+ + + + + + +
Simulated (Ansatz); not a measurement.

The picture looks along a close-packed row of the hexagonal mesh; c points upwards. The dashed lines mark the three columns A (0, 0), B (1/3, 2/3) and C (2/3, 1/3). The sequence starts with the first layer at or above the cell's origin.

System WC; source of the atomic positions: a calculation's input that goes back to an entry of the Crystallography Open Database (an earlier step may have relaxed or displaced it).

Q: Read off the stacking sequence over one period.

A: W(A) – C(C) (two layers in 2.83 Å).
+ + + + + + +

- [Exercise] Repeat the whole listing, keeping every word exact.

- [Task answer]
Simulated (Ansatz); not a measurement.

The picture looks along a close-packed row of the hexagonal mesh; c points upwards. The dashed lines mark the three columns A (0, 0), B (1/3, 2/3) and C (2/3, 1/3). The sequence starts with the first layer at or above the cell's origin.

System WC; source of the atomic positions: a calculation's input that goes back to an entry of the Crystallography Open Database (an earlier step may have relaxed or displaced it).

Q: Read off the stacking sequence over one period.

A: W(A) – C(C) (two layers in 2.83 Å).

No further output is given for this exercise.